== == ==

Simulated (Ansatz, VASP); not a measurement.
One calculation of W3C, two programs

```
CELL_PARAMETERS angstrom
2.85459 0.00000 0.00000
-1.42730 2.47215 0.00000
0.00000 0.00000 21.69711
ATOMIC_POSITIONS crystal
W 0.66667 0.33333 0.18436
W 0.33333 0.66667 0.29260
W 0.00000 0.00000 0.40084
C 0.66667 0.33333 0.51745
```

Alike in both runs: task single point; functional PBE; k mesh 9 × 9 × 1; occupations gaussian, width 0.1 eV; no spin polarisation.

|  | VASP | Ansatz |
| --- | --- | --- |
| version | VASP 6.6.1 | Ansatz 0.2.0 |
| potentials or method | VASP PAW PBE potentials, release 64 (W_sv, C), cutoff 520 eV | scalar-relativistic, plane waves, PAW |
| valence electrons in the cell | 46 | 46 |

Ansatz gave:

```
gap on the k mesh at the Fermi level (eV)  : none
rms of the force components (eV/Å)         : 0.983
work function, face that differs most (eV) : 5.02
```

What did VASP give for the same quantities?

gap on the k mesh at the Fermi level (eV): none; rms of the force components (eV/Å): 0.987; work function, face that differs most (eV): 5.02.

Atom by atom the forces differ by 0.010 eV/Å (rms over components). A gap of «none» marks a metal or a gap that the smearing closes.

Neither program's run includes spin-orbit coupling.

== == ==

## ASSIGNED TASK
In the material above, transcribe exactly the lines beginning at the one with "gap on the k mesh at the Fermi level (eV): none;" and ending at the one with "Atom by atom", both included.

## EXERCISE RESULT
gap on the k mesh at the Fermi level (eV): none; rms of the force components (eV/Å): 0.987; work function, face that differs most (eV): 5.02.

Atom by atom the forces differ by 0.010 eV/Å (rms over components). A gap of «none» marks a metal or a gap that the smearing closes.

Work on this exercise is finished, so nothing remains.